--

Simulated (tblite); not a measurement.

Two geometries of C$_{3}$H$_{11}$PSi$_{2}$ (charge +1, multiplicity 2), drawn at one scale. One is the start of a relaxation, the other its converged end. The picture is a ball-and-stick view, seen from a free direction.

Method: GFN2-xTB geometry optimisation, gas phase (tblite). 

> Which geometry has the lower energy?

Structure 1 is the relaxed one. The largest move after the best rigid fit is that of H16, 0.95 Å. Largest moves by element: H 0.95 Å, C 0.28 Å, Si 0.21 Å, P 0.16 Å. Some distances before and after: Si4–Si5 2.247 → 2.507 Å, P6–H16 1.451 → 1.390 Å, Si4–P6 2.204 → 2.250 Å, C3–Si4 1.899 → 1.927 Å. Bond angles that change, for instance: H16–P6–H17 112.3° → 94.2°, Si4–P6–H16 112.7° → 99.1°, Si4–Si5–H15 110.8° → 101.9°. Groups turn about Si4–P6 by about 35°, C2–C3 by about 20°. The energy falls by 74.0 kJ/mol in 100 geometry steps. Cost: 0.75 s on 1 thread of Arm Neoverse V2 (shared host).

--

Set down, exactly as they appear, the lines above from the first one to the line that holds "the lower energy?", both included, please, and no others.

• _Response_
Simulated (tblite); not a measurement.

Two geometries of C$_{3}$H$_{11}$PSi$_{2}$ (charge +1, multiplicity 2), drawn at one scale. One is the start of a relaxation, the other its converged end. The picture is a ball-and-stick view, seen from a free direction.

Method: GFN2-xTB geometry optimisation, gas phase (tblite). 

> Which geometry has the lower energy?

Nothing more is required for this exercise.